TASK ITEM → Transcribe every record exactly.

DATA SHOWN →
┌──

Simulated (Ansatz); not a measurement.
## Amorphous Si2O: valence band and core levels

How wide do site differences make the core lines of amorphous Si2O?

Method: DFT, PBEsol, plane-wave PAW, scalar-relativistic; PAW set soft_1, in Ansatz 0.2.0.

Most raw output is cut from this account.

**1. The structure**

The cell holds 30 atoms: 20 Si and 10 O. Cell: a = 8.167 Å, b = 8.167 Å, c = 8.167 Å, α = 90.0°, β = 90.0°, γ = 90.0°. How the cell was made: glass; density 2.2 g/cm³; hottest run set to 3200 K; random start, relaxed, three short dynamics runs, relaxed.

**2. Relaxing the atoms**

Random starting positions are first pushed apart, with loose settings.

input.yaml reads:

└──

WORKED SOLUTION →
Simulated (Ansatz); not a measurement.
## Amorphous Si2O: valence band and core levels

How wide do site differences make the core lines of amorphous Si2O?

Method: DFT, PBEsol, plane-wave PAW, scalar-relativistic; PAW set soft_1, in Ansatz 0.2.0.

Most raw output is cut from this account.

**1. The structure**

The cell holds 30 atoms: 20 Si and 10 O. Cell: a = 8.167 Å, b = 8.167 Å, c = 8.167 Å, α = 90.0°, β = 90.0°, γ = 90.0°. How the cell was made: glass; density 2.2 g/cm³; hottest run set to 3200 K; random start, relaxed, three short dynamics runs, relaxed.

**2. Relaxing the atoms**

Random starting positions are first pushed apart, with loose settings.

input.yaml reads:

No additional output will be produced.